## BRIEF:
Here the job is to restate every entry word for word.

## MATERIAL SUPPLIED:
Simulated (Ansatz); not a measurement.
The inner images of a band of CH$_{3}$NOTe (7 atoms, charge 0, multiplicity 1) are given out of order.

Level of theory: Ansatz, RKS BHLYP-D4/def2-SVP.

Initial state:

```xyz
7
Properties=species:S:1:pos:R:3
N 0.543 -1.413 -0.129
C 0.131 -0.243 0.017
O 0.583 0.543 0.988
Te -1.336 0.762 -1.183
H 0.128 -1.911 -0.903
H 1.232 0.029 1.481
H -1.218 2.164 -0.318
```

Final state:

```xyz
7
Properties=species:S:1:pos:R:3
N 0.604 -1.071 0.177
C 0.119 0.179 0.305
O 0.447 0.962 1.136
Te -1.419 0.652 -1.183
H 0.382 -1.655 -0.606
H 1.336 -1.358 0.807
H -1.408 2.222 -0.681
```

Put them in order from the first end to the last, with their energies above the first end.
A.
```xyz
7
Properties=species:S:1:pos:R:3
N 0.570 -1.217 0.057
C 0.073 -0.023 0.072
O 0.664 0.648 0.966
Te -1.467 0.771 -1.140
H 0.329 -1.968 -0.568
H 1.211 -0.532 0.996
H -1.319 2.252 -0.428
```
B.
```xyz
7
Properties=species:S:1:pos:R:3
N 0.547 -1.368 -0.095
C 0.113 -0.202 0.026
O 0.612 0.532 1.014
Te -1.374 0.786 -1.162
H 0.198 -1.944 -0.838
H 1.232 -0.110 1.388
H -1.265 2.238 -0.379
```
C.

## EXERCISE RESPONSE:
Simulated (Ansatz); not a measurement.
The inner images of a band of CH$_{3}$NOTe (7 atoms, charge 0, multiplicity 1) are given out of order.

Level of theory: Ansatz, RKS BHLYP-D4/def2-SVP.

Initial state:

```xyz
7
Properties=species:S:1:pos:R:3
N 0.543 -1.413 -0.129
C 0.131 -0.243 0.017
O 0.583 0.543 0.988
Te -1.336 0.762 -1.183
H 0.128 -1.911 -0.903
H 1.232 0.029 1.481
H -1.218 2.164 -0.318
```

Final state:

```xyz
7
Properties=species:S:1:pos:R:3
N 0.604 -1.071 0.177
C 0.119 0.179 0.305
O 0.447 0.962 1.136
Te -1.419 0.652 -1.183
H 0.382 -1.655 -0.606
H 1.336 -1.358 0.807
H -1.408 2.222 -0.681
```

Put them in order from the first end to the last, with their energies above the first end.
A.
```xyz
7
Properties=species:S:1:pos:R:3
N 0.570 -1.217 0.057
C 0.073 -0.023 0.072
O 0.664 0.648 0.966
Te -1.467 0.771 -1.140
H 0.329 -1.968 -0.568
H 1.211 -0.532 0.996
H -1.319 2.252 -0.428
```
B.
```xyz
7
Properties=species:S:1:pos:R:3
N 0.547 -1.368 -0.095
C 0.113 -0.202 0.026
O 0.612 0.532 1.014
Te -1.374 0.786 -1.162
H 0.198 -1.944 -0.838
H 1.232 -0.110 1.388
H -1.265 2.238 -0.379
```
C.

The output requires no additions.